- Work request -
Two lines in the listing below mark the span: one contains "Specific resistance of" and one contains "long-contact limit = 0.42508 ohm". Reproduce both of them and everything between, exactly.

[Dataset Boundary: Start]
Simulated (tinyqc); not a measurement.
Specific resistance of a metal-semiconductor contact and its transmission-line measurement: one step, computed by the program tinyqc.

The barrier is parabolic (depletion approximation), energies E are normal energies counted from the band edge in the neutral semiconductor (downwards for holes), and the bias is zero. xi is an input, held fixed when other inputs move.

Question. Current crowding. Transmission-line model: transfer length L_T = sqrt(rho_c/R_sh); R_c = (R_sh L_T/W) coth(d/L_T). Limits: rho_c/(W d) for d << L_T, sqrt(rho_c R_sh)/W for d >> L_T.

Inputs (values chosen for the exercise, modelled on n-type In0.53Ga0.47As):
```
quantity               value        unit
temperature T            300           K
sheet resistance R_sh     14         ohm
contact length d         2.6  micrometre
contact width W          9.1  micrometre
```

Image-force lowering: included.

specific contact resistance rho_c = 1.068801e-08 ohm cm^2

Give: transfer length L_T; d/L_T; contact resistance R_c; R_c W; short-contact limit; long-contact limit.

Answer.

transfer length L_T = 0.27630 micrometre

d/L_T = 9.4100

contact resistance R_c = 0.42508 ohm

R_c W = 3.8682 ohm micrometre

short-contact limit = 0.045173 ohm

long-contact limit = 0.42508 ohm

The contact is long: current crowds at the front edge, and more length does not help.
[Dataset Boundary: End]

- Your solution -
Specific resistance of a metal-semiconductor contact and its transmission-line measurement: one step, computed by the program tinyqc.

The barrier is parabolic (depletion approximation), energies E are normal energies counted from the band edge in the neutral semiconductor (downwards for holes), and the bias is zero. xi is an input, held fixed when other inputs move.

Question. Current crowding. Transmission-line model: transfer length L_T = sqrt(rho_c/R_sh); R_c = (R_sh L_T/W) coth(d/L_T). Limits: rho_c/(W d) for d << L_T, sqrt(rho_c R_sh)/W for d >> L_T.

Inputs (values chosen for the exercise, modelled on n-type In0.53Ga0.47As):
```
quantity               value        unit
temperature T            300           K
sheet resistance R_sh     14         ohm
contact length d         2.6  micrometre
contact width W          9.1  micrometre
```

Image-force lowering: included.

specific contact resistance rho_c = 1.068801e-08 ohm cm^2

Give: transfer length L_T; d/L_T; contact resistance R_c; R_c W; short-contact limit; long-contact limit.

Answer.

transfer length L_T = 0.27630 micrometre

d/L_T = 9.4100

contact resistance R_c = 0.42508 ohm

R_c W = 3.8682 ohm micrometre

short-contact limit = 0.045173 ohm

long-contact limit = 0.42508 ohm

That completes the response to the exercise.